| Requirement |
Find the line with "of GaN (wurtzite)**" in the entries below. Repeat it, every following line, and the line with "Scale: ten equal", exactly and with nothing added.

| Data extract |
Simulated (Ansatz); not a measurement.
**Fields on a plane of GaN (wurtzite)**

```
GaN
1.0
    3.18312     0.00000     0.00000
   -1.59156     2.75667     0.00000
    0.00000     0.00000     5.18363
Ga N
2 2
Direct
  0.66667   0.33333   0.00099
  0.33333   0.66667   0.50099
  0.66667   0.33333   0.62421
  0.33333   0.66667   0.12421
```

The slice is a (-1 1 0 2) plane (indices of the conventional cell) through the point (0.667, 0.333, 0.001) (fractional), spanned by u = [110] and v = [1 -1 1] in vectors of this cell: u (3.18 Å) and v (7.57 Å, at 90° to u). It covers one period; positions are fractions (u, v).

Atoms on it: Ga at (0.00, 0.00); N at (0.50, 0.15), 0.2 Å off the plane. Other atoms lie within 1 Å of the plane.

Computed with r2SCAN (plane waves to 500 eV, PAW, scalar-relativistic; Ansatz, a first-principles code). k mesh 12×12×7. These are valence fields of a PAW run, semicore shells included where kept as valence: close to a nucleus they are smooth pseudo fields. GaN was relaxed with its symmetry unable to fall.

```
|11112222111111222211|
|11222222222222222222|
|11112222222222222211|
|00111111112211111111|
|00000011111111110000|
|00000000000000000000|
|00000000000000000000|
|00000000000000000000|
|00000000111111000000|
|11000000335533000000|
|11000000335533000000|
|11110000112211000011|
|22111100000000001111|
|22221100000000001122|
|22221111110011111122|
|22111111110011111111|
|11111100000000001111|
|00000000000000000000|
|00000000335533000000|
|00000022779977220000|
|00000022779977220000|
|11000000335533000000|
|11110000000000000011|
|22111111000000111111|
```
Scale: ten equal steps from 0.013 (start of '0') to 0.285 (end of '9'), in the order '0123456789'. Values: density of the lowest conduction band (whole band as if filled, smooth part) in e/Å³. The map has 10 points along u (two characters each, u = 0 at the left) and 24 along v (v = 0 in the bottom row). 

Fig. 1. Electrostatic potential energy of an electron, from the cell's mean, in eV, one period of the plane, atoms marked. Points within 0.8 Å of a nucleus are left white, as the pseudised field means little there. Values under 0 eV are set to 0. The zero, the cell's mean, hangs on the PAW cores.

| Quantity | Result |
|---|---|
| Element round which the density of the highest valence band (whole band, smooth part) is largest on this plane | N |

| Reply |
**Fields on a plane of GaN (wurtzite)**

```
GaN
1.0
    3.18312     0.00000     0.00000
   -1.59156     2.75667     0.00000
    0.00000     0.00000     5.18363
Ga N
2 2
Direct
  0.66667   0.33333   0.00099
  0.33333   0.66667   0.50099
  0.66667   0.33333   0.62421
  0.33333   0.66667   0.12421
```

The slice is a (-1 1 0 2) plane (indices of the conventional cell) through the point (0.667, 0.333, 0.001) (fractional), spanned by u = [110] and v = [1 -1 1] in vectors of this cell: u (3.18 Å) and v (7.57 Å, at 90° to u). It covers one period; positions are fractions (u, v).

Atoms on it: Ga at (0.00, 0.00); N at (0.50, 0.15), 0.2 Å off the plane. Other atoms lie within 1 Å of the plane.

Computed with r2SCAN (plane waves to 500 eV, PAW, scalar-relativistic; Ansatz, a first-principles code). k mesh 12×12×7. These are valence fields of a PAW run, semicore shells included where kept as valence: close to a nucleus they are smooth pseudo fields. GaN was relaxed with its symmetry unable to fall.

```
|11112222111111222211|
|11222222222222222222|
|11112222222222222211|
|00111111112211111111|
|00000011111111110000|
|00000000000000000000|
|00000000000000000000|
|00000000000000000000|
|00000000111111000000|
|11000000335533000000|
|11000000335533000000|
|11110000112211000011|
|22111100000000001111|
|22221100000000001122|
|22221111110011111122|
|22111111110011111111|
|11111100000000001111|
|00000000000000000000|
|00000000335533000000|
|00000022779977220000|
|00000022779977220000|
|11000000335533000000|
|11110000000000000011|
|22111111000000111111|
```
Scale: ten equal steps from 0.013 (start of '0') to 0.285 (end of '9'), in the order '0123456789'. Values: density of the lowest conduction band (whole band as if filled, smooth part) in e/Å³. The map has 10 points along u (two characters each, u = 0 at the left) and 24 along v (v = 0 in the bottom row). 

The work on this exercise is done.